TASK ITEM: Beginning at the top of the material, repeat each line exactly, and stop once the line with "Runs of Ansatz" has been written.

####

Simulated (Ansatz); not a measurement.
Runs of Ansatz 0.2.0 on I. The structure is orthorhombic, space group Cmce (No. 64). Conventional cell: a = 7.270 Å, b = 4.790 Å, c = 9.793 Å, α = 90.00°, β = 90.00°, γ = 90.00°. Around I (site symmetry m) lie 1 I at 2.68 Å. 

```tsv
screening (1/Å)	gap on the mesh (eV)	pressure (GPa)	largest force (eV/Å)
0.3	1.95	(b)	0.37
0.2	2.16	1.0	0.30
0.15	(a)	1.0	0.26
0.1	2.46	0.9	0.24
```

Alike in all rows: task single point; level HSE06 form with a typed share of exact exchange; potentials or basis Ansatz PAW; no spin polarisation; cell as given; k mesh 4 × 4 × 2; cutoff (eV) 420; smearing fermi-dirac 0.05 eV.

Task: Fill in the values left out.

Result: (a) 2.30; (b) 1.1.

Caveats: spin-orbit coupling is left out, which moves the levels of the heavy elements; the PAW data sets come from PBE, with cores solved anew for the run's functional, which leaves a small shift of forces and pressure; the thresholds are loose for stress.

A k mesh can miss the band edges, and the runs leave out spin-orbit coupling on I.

####

SOLUTION:
Simulated (Ansatz); not a measurement.
Runs of Ansatz 0.2.0 on I. The structure is orthorhombic, space group Cmce (No. 64). Conventional cell: a = 7.270 Å, b = 4.790 Å, c = 9.793 Å, α = 90.00°, β = 90.00°, γ = 90.00°. Around I (site symmetry m) lie 1 I at 2.68 Å. 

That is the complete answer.